__Work order__: From the first line onward, reproduce the records exactly; the final line to include is the one holding "16 atoms, charge".

*** Raw data Section Begins ***

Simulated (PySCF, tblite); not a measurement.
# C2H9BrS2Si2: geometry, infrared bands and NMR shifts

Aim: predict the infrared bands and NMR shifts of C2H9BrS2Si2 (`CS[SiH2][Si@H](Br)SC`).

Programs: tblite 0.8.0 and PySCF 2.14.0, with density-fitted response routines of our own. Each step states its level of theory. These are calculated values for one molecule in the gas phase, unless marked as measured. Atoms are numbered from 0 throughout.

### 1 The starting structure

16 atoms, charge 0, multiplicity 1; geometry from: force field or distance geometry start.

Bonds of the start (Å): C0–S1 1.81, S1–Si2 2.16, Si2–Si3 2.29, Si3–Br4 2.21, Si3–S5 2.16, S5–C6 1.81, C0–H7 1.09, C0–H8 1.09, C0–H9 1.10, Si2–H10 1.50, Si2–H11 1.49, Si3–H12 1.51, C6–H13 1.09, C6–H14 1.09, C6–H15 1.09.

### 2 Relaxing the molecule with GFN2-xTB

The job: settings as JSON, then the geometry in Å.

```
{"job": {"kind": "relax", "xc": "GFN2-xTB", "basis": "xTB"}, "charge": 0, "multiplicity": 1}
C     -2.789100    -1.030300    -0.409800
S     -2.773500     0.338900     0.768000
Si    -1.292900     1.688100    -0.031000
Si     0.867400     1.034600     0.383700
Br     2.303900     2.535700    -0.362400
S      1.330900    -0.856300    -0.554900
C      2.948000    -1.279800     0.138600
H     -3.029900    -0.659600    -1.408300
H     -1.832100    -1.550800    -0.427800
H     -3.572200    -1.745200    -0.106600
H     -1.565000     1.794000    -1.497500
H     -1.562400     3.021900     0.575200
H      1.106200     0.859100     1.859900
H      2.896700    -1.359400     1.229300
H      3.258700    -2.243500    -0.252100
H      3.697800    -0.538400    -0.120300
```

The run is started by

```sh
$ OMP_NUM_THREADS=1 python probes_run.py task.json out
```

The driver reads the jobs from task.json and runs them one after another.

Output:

*** Raw data Section Ends ***

__Answer area__:
Simulated (PySCF, tblite); not a measurement.
# C2H9BrS2Si2: geometry, infrared bands and NMR shifts

Aim: predict the infrared bands and NMR shifts of C2H9BrS2Si2 (`CS[SiH2][Si@H](Br)SC`).

Programs: tblite 0.8.0 and PySCF 2.14.0, with density-fitted response routines of our own. Each step states its level of theory. These are calculated values for one molecule in the gas phase, unless marked as measured. Atoms are numbered from 0 throughout.

### 1 The starting structure

16 atoms, charge 0, multiplicity 1; geometry from: force field or distance geometry start.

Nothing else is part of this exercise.